_DATASET EXCERPTS:_
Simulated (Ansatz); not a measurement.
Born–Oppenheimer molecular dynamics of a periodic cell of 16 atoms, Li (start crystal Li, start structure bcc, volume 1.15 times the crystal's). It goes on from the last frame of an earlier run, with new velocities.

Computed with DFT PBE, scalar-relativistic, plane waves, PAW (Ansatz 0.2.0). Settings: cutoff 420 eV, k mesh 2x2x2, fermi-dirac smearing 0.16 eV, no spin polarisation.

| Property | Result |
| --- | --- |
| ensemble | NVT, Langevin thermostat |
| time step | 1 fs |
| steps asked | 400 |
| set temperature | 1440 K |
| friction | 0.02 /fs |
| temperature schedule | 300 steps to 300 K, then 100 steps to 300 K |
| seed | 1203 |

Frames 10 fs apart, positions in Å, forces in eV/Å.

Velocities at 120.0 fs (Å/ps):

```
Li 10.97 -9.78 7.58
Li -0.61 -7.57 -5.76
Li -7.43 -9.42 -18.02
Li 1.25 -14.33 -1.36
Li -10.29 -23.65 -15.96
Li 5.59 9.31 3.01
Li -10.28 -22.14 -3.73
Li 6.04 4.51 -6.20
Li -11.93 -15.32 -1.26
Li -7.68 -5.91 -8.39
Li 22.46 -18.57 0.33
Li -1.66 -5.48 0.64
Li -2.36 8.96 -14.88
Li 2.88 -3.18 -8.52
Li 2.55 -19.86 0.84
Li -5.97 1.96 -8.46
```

_EXERCISE:_ From the first line of the data above to the line containing "Born–Oppenheimer molecular dynamics", repeat everything exactly and add nothing.

_ANSWER AREA:_
Simulated (Ansatz); not a measurement.
Born–Oppenheimer molecular dynamics of a periodic cell of 16 atoms, Li (start crystal Li, start structure bcc, volume 1.15 times the crystal's). It goes on from the last frame of an earlier run, with new velocities.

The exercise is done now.